Assignment: The answer must be every record below, reproduced exactly.

Extracted records:
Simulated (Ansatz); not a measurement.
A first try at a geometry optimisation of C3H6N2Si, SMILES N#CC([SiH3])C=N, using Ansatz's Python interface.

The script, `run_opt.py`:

Your solution:
Simulated (Ansatz); not a measurement.
A first try at a geometry optimisation of C3H6N2Si, SMILES N#CC([SiH3])C=N, using Ansatz's Python interface.

The script, `run_opt.py`:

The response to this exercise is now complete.